Data for review:
***

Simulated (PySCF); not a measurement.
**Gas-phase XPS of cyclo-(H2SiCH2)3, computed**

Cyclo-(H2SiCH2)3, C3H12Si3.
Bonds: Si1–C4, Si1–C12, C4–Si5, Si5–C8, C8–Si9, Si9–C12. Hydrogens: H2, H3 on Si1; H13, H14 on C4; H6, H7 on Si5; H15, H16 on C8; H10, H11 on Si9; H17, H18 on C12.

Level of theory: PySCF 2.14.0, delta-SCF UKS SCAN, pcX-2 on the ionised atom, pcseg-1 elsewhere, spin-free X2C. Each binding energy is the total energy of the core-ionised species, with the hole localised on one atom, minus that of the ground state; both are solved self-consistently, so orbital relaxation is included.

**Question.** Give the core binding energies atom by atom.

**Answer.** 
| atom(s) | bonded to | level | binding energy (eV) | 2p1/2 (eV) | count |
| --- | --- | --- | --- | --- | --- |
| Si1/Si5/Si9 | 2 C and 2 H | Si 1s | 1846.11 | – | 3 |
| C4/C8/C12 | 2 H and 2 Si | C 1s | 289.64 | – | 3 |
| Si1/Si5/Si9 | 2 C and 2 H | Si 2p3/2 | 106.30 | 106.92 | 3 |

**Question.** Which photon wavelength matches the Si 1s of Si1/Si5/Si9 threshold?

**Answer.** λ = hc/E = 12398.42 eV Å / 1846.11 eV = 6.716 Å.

***

Exercise: Once you have read the entries, reproduce each one exactly.

Written reply:
Simulated (PySCF); not a measurement.
**Gas-phase XPS of cyclo-(H2SiCH2)3, computed**

Cyclo-(H2SiCH2)3, C3H12Si3.
Bonds: Si1–C4, Si1–C12, C4–Si5, Si5–C8, C8–Si9, Si9–C12. Hydrogens: H2, H3 on Si1; H13, H14 on C4; H6, H7 on Si5; H15, H16 on C8; H10, H11 on Si9; H17, H18 on C12.

Level of theory: PySCF 2.14.0, delta-SCF UKS SCAN, pcX-2 on the ionised atom, pcseg-1 elsewhere, spin-free X2C. Each binding energy is the total energy of the core-ionised species, with the hole localised on one atom, minus that of the ground state; both are solved self-consistently, so orbital relaxation is included.

**Question.** Give the core binding energies atom by atom.

**Answer.** 
| atom(s) | bonded to | level | binding energy (eV) | 2p1/2 (eV) | count |
| --- | --- | --- | --- | --- | --- |
| Si1/Si5/Si9 | 2 C and 2 H | Si 1s | 1846.11 | – | 3 |
| C4/C8/C12 | 2 H and 2 Si | C 1s | 289.64 | – | 3 |
| Si1/Si5/Si9 | 2 C and 2 H | Si 2p3/2 | 106.30 | 106.92 | 3 |

**Question.** Which photon wavelength matches the Si 1s of Si1/Si5/Si9 threshold?

**Answer.** λ = hc/E = 12398.42 eV Å / 1846.11 eV = 6.716 Å.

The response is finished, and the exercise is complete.